■ **WORK INSTRUCTION**
Below are the records; output them exactly from the first line through the line with "Question: Give the", stopping there.

■ **MATERIAL PROVIDED**
* * * * *

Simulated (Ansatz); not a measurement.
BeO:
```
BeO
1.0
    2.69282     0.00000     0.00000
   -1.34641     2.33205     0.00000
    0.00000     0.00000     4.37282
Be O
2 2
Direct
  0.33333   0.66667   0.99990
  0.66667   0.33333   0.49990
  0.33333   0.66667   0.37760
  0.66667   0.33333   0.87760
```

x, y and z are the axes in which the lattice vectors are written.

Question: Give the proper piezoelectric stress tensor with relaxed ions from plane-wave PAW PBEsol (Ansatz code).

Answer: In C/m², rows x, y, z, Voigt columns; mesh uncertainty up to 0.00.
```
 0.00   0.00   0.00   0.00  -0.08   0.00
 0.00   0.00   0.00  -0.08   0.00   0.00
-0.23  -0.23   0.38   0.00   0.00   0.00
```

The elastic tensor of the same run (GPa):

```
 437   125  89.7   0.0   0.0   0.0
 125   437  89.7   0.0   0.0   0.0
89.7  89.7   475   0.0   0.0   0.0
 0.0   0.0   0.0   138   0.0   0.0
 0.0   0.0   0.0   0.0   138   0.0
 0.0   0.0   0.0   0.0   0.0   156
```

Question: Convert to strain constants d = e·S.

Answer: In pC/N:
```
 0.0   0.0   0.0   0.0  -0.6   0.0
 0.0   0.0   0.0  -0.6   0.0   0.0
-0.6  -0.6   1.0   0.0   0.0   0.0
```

* * * * *

■ **YOUR SOLUTION**
Simulated (Ansatz); not a measurement.
BeO:
```
BeO
1.0
    2.69282     0.00000     0.00000
   -1.34641     2.33205     0.00000
    0.00000     0.00000     4.37282
Be O
2 2
Direct
  0.33333   0.66667   0.99990
  0.66667   0.33333   0.49990
  0.33333   0.66667   0.37760
  0.66667   0.33333   0.87760
```

x, y and z are the axes in which the lattice vectors are written.

Question: Give the proper piezoelectric stress tensor with relaxed ions from plane-wave PAW PBEsol (Ansatz code).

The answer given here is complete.